◇ ◇ ◇

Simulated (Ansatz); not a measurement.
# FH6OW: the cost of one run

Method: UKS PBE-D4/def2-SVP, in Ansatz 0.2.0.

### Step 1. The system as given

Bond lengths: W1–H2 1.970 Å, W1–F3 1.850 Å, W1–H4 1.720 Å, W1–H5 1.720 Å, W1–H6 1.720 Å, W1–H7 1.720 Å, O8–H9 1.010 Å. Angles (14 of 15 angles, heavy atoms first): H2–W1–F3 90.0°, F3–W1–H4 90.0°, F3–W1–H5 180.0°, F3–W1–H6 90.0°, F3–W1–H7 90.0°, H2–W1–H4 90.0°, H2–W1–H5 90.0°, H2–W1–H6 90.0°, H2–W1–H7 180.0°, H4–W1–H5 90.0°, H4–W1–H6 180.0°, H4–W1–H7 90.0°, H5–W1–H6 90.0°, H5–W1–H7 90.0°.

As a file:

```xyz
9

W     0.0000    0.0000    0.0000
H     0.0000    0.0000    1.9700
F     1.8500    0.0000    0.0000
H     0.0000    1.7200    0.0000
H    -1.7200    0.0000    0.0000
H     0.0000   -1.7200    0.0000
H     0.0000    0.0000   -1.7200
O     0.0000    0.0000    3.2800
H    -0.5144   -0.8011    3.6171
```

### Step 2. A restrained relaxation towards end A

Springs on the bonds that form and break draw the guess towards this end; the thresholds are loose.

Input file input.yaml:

◇ ◇ ◇

Required action: What you return should be the lines from the beginning of the records through the one that contains "Springs on the", repeated exactly and with no additions.

Written answer:
Simulated (Ansatz); not a measurement.
# FH6OW: the cost of one run

Method: UKS PBE-D4/def2-SVP, in Ansatz 0.2.0.

### Step 1. The system as given

Bond lengths: W1–H2 1.970 Å, W1–F3 1.850 Å, W1–H4 1.720 Å, W1–H5 1.720 Å, W1–H6 1.720 Å, W1–H7 1.720 Å, O8–H9 1.010 Å. Angles (14 of 15 angles, heavy atoms first): H2–W1–F3 90.0°, F3–W1–H4 90.0°, F3–W1–H5 180.0°, F3–W1–H6 90.0°, F3–W1–H7 90.0°, H2–W1–H4 90.0°, H2–W1–H5 90.0°, H2–W1–H6 90.0°, H2–W1–H7 180.0°, H4–W1–H5 90.0°, H4–W1–H6 180.0°, H4–W1–H7 90.0°, H5–W1–H6 90.0°, H5–W1–H7 90.0°.

As a file:

```xyz
9

W     0.0000    0.0000    0.0000
H     0.0000    0.0000    1.9700
F     1.8500    0.0000    0.0000
H     0.0000    1.7200    0.0000
H    -1.7200    0.0000    0.0000
H     0.0000   -1.7200    0.0000
H     0.0000    0.0000   -1.7200
O     0.0000    0.0000    3.2800
H    -0.5144   -0.8011    3.6171
```

### Step 2. A restrained relaxation towards end A

Springs on the bonds that form and break draw the guess towards this end; the thresholds are loose.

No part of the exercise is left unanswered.